*REQUIRED ACTION:* Copy every entry precisely.

SUPPLIED RECORDS Block Start
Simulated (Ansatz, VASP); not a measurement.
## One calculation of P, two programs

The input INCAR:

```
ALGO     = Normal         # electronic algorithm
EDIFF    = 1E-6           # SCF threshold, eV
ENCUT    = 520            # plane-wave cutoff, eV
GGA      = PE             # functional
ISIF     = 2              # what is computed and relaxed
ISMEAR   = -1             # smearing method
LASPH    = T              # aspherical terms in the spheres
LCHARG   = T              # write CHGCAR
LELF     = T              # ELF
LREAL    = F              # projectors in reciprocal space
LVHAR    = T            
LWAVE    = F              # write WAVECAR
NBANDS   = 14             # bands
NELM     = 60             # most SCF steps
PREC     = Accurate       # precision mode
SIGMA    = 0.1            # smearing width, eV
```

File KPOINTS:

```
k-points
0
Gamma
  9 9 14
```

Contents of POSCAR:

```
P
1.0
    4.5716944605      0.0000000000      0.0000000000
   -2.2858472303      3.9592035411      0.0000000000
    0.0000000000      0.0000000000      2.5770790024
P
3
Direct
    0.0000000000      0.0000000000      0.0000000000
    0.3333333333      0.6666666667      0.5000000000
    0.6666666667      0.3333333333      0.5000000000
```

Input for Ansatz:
SUPPLIED RECORDS Block End

*WRITTEN RESPONSE:*
Simulated (Ansatz, VASP); not a measurement.
## One calculation of P, two programs

The input INCAR:

```
ALGO     = Normal         # electronic algorithm
EDIFF    = 1E-6           # SCF threshold, eV
ENCUT    = 520            # plane-wave cutoff, eV
GGA      = PE             # functional
ISIF     = 2              # what is computed and relaxed
ISMEAR   = -1             # smearing method
LASPH    = T              # aspherical terms in the spheres
LCHARG   = T              # write CHGCAR
LELF     = T              # ELF
LREAL    = F              # projectors in reciprocal space
LVHAR    = T            
LWAVE    = F              # write WAVECAR
NBANDS   = 14             # bands
NELM     = 60             # most SCF steps
PREC     = Accurate       # precision mode
SIGMA    = 0.1            # smearing width, eV
```

File KPOINTS:

```
k-points
0
Gamma
  9 9 14
```

Contents of POSCAR:

```
P
1.0
    4.5716944605      0.0000000000      0.0000000000
   -2.2858472303      3.9592035411      0.0000000000
    0.0000000000      0.0000000000      2.5770790024
P
3
Direct
    0.0000000000      0.0000000000      0.0000000000
    0.3333333333      0.6666666667      0.5000000000
    0.6666666667      0.3333333333      0.5000000000
```

Input for Ansatz:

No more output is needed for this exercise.